═══

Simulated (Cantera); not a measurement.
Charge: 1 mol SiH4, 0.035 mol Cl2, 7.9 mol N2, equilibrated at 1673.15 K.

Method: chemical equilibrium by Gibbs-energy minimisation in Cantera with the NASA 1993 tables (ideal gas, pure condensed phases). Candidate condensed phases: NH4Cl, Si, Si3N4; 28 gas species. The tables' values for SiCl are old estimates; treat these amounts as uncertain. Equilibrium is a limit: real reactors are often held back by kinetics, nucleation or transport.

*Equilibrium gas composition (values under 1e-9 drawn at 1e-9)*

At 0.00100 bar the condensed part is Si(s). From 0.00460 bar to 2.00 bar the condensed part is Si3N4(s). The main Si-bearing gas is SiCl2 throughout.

═══

→ **Requirement**: Could you transcribe the entries above word for word, from the line with "Method: chemical equilibrium" down to the line with "drawn at 1e-9)*", keeping both?

→ **Result**:
Method: chemical equilibrium by Gibbs-energy minimisation in Cantera with the NASA 1993 tables (ideal gas, pure condensed phases). Candidate condensed phases: NH4Cl, Si, Si3N4; 28 gas species. The tables' values for SiCl are old estimates; treat these amounts as uncertain. Equilibrium is a limit: real reactors are often held back by kinetics, nucleation or transport.

*Equilibrium gas composition (values under 1e-9 drawn at 1e-9)*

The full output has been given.